(Assignment): Reproduce the first line of the material below and each line after it, exactly, through the line containing "Computed with Ansatz", and give nothing more.

------ Data supplied ------

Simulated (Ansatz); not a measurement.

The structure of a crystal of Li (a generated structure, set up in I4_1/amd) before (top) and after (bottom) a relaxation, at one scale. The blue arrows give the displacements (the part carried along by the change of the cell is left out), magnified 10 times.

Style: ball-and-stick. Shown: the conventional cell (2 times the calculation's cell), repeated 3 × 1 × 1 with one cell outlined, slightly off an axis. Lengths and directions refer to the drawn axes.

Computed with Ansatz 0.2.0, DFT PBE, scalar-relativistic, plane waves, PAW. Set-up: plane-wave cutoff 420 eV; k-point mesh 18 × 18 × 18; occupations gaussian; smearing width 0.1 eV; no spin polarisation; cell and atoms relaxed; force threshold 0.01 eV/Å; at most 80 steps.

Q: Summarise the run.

------

(Answer space):
Simulated (Ansatz); not a measurement.

The structure of a crystal of Li (a generated structure, set up in I4_1/amd) before (top) and after (bottom) a relaxation, at one scale. The blue arrows give the displacements (the part carried along by the change of the cell is left out), magnified 10 times.

Style: ball-and-stick. Shown: the conventional cell (2 times the calculation's cell), repeated 3 × 1 × 1 with one cell outlined, slightly off an axis. Lengths and directions refer to the drawn axes.

Computed with Ansatz 0.2.0, DFT PBE, scalar-relativistic, plane waves, PAW. Set-up: plane-wave cutoff 420 eV; k-point mesh 18 × 18 × 18; occupations gaussian; smearing width 0.1 eV; no spin polarisation; cell and atoms relaxed; force threshold 0.01 eV/Å; at most 80 steps.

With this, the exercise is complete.